_ _ _ _ _

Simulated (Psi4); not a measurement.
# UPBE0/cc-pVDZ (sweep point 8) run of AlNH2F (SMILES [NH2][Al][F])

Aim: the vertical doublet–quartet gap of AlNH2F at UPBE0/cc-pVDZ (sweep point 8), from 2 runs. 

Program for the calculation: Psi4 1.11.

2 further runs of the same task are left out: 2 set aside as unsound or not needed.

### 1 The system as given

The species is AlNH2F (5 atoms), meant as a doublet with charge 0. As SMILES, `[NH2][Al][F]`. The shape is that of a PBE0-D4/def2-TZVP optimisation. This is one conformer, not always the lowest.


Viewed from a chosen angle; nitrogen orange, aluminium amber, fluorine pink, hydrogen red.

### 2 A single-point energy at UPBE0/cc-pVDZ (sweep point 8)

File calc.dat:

_ _ _ _ _

Assignment =
Retype the lines above, keeping every character.

Your response =
Simulated (Psi4); not a measurement.
# UPBE0/cc-pVDZ (sweep point 8) run of AlNH2F (SMILES [NH2][Al][F])

Aim: the vertical doublet–quartet gap of AlNH2F at UPBE0/cc-pVDZ (sweep point 8), from 2 runs. 

Program for the calculation: Psi4 1.11.

2 further runs of the same task are left out: 2 set aside as unsound or not needed.

### 1 The system as given

The species is AlNH2F (5 atoms), meant as a doublet with charge 0. As SMILES, `[NH2][Al][F]`. The shape is that of a PBE0-D4/def2-TZVP optimisation. This is one conformer, not always the lowest.


Viewed from a chosen angle; nitrogen orange, aluminium amber, fluorine pink, hydrogen red.

### 2 A single-point energy at UPBE0/cc-pVDZ (sweep point 8)

File calc.dat:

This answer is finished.